**WORK INSTRUCTION:** Repeat each entry verbatim.

**RECORDED DATA:**
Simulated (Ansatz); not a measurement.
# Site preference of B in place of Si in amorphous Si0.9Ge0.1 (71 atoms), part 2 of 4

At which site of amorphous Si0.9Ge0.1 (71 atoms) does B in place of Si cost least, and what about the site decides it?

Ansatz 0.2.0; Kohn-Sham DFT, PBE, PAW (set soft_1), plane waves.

**WRITTEN RESPONSE:**
Simulated (Ansatz); not a measurement.
# Site preference of B in place of Si in amorphous Si0.9Ge0.1 (71 atoms), part 2 of 4

At which site of amorphous Si0.9Ge0.1 (71 atoms) does B in place of Si cost least, and what about the site decides it?

Ansatz 0.2.0; Kohn-Sham DFT, PBE, PAW (set soft_1), plane waves.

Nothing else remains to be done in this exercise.